▶ _ASSIGNED TASK_
Could you repeat all of the entries below, character for character?

▶ _SOURCE MATERIAL_
================
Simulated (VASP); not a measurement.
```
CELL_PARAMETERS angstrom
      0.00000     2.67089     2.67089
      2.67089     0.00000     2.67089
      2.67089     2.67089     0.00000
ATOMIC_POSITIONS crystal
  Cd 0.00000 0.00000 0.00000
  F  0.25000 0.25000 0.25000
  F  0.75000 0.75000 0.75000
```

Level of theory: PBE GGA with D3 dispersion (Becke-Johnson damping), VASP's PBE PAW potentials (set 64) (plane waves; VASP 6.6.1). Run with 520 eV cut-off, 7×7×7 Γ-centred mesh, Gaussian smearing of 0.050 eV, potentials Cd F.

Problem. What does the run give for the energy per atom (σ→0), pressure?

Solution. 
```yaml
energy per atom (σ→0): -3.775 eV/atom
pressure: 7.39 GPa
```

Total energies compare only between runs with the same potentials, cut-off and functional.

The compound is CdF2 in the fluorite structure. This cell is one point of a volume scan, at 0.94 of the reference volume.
================

▶ _WRITTEN ANSWER_
Simulated (VASP); not a measurement.
```
CELL_PARAMETERS angstrom
      0.00000     2.67089     2.67089
      2.67089     0.00000     2.67089
      2.67089     2.67089     0.00000
ATOMIC_POSITIONS crystal
  Cd 0.00000 0.00000 0.00000
  F  0.25000 0.25000 0.25000
  F  0.75000 0.75000 0.75000
```

Level of theory: PBE GGA with D3 dispersion (Becke-Johnson damping), VASP's PBE PAW potentials (set 64) (plane waves; VASP 6.6.1). Run with 520 eV cut-off, 7×7×7 Γ-centred mesh, Gaussian smearing of 0.050 eV, potentials Cd F.

Problem. What does the run give for the energy per atom (σ→0), pressure?

Solution. 
```yaml
energy per atom (σ→0): -3.775 eV/atom
pressure: 7.39 GPa
```

Total energies compare only between runs with the same potentials, cut-off and functional.

The compound is CdF2 in the fluorite structure. This cell is one point of a volume scan, at 0.94 of the reference volume.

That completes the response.